--------------------------------
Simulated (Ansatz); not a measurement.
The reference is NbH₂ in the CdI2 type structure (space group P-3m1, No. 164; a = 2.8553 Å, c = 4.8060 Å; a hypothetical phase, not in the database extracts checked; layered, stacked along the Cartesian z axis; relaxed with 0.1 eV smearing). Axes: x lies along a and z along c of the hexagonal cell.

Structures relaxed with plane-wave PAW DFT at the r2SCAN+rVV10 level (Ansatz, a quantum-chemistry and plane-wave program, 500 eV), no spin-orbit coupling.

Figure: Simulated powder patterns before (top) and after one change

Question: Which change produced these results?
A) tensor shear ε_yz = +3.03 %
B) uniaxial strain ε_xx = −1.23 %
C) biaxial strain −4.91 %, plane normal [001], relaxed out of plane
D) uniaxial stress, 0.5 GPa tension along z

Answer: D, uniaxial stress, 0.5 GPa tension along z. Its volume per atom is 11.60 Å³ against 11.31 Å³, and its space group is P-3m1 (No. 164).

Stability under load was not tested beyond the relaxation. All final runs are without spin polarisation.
--------------------------------

Assigned task. Take the first line of the material above as the start and the line that contains "Figure: Simulated powder" as the end. Output only that span, every line exactly as it stands.

Your solution.
Simulated (Ansatz); not a measurement.
The reference is NbH₂ in the CdI2 type structure (space group P-3m1, No. 164; a = 2.8553 Å, c = 4.8060 Å; a hypothetical phase, not in the database extracts checked; layered, stacked along the Cartesian z axis; relaxed with 0.1 eV smearing). Axes: x lies along a and z along c of the hexagonal cell.

Structures relaxed with plane-wave PAW DFT at the r2SCAN+rVV10 level (Ansatz, a quantum-chemistry and plane-wave program, 500 eV), no spin-orbit coupling.

Figure: Simulated powder patterns before (top) and after one change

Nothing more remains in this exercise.